-- Requirement --
Repeat the data. Keep each line identical.

-- Source information --

------------------------------

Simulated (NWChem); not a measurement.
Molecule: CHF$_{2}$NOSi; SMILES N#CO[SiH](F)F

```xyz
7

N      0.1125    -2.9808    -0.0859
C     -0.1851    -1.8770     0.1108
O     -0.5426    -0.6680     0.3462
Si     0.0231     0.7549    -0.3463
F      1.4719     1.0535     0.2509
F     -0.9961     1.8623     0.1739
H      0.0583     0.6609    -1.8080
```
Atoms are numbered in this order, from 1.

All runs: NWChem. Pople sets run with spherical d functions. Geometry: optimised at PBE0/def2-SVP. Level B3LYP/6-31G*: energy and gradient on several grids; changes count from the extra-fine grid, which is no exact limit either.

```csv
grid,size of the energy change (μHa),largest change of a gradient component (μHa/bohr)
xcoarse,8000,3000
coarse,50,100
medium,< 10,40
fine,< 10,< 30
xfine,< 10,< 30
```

------------------------------

-- Task response --
Simulated (NWChem); not a measurement.
Molecule: CHF$_{2}$NOSi; SMILES N#CO[SiH](F)F

```xyz
7

N      0.1125    -2.9808    -0.0859
C     -0.1851    -1.8770     0.1108
O     -0.5426    -0.6680     0.3462
Si     0.0231     0.7549    -0.3463
F      1.4719     1.0535     0.2509
F     -0.9961     1.8623     0.1739
H      0.0583     0.6609    -1.8080
```
Atoms are numbered in this order, from 1.

All runs: NWChem. Pople sets run with spherical d functions. Geometry: optimised at PBE0/def2-SVP. Level B3LYP/6-31G*: energy and gradient on several grids; changes count from the extra-fine grid, which is no exact limit either.

```csv
grid,size of the energy change (μHa),largest change of a gradient component (μHa/bohr)
xcoarse,8000,3000
coarse,50,100
medium,< 10,40
fine,< 10,< 30
xfine,< 10,< 30
```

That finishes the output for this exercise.